*Data excerpts*.
———

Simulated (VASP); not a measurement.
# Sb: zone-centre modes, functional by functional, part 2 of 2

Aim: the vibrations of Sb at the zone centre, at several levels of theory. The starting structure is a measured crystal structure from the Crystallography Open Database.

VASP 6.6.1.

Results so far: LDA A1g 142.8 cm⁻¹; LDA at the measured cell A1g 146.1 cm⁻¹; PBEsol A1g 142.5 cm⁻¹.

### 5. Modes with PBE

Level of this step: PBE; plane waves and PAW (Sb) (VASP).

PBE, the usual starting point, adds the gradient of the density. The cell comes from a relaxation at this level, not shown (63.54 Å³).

———

*Task item*.
Without changing a single character, repeat each record.

*Response box*.
Simulated (VASP); not a measurement.
# Sb: zone-centre modes, functional by functional, part 2 of 2

Aim: the vibrations of Sb at the zone centre, at several levels of theory. The starting structure is a measured crystal structure from the Crystallography Open Database.

VASP 6.6.1.

Results so far: LDA A1g 142.8 cm⁻¹; LDA at the measured cell A1g 146.1 cm⁻¹; PBEsol A1g 142.5 cm⁻¹.

### 5. Modes with PBE

Level of this step: PBE; plane waves and PAW (Sb) (VASP).

PBE, the usual starting point, adds the gradient of the density. The cell comes from a relaxation at this level, not shown (63.54 Å³).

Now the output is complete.